»»

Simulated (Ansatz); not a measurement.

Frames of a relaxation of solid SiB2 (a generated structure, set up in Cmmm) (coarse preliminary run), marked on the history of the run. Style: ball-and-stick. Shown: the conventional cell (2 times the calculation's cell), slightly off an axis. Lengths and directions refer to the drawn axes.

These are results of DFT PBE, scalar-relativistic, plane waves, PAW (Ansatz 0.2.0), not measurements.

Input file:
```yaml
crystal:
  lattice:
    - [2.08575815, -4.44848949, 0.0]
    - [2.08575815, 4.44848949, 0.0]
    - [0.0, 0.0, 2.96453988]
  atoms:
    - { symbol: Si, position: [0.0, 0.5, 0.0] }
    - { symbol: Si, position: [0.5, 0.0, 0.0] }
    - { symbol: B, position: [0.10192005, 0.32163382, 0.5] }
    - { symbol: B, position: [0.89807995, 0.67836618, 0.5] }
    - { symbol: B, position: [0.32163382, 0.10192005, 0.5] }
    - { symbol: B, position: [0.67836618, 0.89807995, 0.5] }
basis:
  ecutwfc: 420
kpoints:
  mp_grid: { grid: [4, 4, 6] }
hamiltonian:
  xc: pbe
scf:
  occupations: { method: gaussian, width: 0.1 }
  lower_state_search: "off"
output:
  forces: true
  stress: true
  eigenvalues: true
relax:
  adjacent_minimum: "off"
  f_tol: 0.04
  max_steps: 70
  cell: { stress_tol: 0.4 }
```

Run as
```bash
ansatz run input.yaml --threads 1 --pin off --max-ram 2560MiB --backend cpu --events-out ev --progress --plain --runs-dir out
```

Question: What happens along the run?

««

• **Work item**
Going down from the first line of the entries above, restate each line word for word until the line holding "Frames of a" is done.

• **Expected answer**
Simulated (Ansatz); not a measurement.

Frames of a relaxation of solid SiB2 (a generated structure, set up in Cmmm) (coarse preliminary run), marked on the history of the run. Style: ball-and-stick. Shown: the conventional cell (2 times the calculation's cell), slightly off an axis. Lengths and directions refer to the drawn axes.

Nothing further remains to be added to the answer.